• Exercise
Please output the entries below exactly as they are.

((
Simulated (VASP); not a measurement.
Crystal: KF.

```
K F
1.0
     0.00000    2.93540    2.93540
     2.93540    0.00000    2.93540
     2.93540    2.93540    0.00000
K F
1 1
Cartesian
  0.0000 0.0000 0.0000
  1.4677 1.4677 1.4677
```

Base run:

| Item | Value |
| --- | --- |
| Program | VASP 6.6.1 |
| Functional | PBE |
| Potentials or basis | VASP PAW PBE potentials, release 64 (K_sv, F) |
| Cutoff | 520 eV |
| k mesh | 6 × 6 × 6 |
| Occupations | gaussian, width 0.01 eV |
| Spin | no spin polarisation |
))

• Your response
Simulated (VASP); not a measurement.
Crystal: KF.

```
K F
1.0
     0.00000    2.93540    2.93540
     2.93540    0.00000    2.93540
     2.93540    2.93540    0.00000
K F
1 1
Cartesian
  0.0000 0.0000 0.0000
  1.4677 1.4677 1.4677
```

Base run:

| Item | Value |
| --- | --- |
| Program | VASP 6.6.1 |
| Functional | PBE |
| Potentials or basis | VASP PAW PBE potentials, release 64 (K_sv, F) |
| Cutoff | 520 eV |
| k mesh | 6 × 6 × 6 |
| Occupations | gaussian, width 0.01 eV |
| Spin | no spin polarisation |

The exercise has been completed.